▶ [ASSIGNED TASK]
Please return each line of the listing exactly as given.

▶ [EXCERPTED DATA]
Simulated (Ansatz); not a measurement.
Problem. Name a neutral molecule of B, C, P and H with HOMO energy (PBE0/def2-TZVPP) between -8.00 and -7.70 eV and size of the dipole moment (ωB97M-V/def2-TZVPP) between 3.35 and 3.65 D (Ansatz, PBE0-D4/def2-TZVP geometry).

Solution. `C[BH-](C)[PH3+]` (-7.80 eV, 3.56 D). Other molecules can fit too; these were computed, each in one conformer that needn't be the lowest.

▶ [WRITTEN REPLY]
Simulated (Ansatz); not a measurement.
Problem. Name a neutral molecule of B, C, P and H with HOMO energy (PBE0/def2-TZVPP) between -8.00 and -7.70 eV and size of the dipole moment (ωB97M-V/def2-TZVPP) between 3.35 and 3.65 D (Ansatz, PBE0-D4/def2-TZVP geometry).

Solution. `C[BH-](C)[PH3+]` (-7.80 eV, 3.56 D). Other molecules can fit too; these were computed, each in one conformer that needn't be the lowest.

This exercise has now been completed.